Assignment: Your output should be the lines of the entries below, exactly, from the first one through the line that holds "Caveats: some runs".

Data listing START

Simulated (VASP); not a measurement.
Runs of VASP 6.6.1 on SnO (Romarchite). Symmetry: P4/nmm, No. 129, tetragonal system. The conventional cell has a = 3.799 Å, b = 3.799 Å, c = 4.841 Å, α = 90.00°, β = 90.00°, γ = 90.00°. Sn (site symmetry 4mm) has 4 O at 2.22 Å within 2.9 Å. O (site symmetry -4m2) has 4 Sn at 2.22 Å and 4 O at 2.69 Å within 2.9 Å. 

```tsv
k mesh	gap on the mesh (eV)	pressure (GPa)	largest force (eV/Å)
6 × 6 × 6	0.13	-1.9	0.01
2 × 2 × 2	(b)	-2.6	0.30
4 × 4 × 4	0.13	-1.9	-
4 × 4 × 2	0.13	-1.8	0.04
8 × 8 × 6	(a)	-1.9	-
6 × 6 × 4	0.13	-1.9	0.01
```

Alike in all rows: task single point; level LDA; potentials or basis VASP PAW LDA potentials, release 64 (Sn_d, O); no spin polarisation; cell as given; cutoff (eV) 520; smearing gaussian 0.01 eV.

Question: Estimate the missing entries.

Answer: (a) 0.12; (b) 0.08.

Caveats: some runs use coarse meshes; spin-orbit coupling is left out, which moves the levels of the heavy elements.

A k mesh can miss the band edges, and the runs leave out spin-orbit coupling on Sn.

Data listing END

Task response:
Simulated (VASP); not a measurement.
Runs of VASP 6.6.1 on SnO (Romarchite). Symmetry: P4/nmm, No. 129, tetragonal system. The conventional cell has a = 3.799 Å, b = 3.799 Å, c = 4.841 Å, α = 90.00°, β = 90.00°, γ = 90.00°. Sn (site symmetry 4mm) has 4 O at 2.22 Å within 2.9 Å. O (site symmetry -4m2) has 4 Sn at 2.22 Å and 4 O at 2.69 Å within 2.9 Å. 

```tsv
k mesh	gap on the mesh (eV)	pressure (GPa)	largest force (eV/Å)
6 × 6 × 6	0.13	-1.9	0.01
2 × 2 × 2	(b)	-2.6	0.30
4 × 4 × 4	0.13	-1.9	-
4 × 4 × 2	0.13	-1.8	0.04
8 × 8 × 6	(a)	-1.9	-
6 × 6 × 4	0.13	-1.9	0.01
```

Alike in all rows: task single point; level LDA; potentials or basis VASP PAW LDA potentials, release 64 (Sn_d, O); no spin polarisation; cell as given; cutoff (eV) 520; smearing gaussian 0.01 eV.

Question: Estimate the missing entries.

Answer: (a) 0.12; (b) 0.08.

Caveats: some runs use coarse meshes; spin-orbit coupling is left out, which moves the levels of the heavy elements.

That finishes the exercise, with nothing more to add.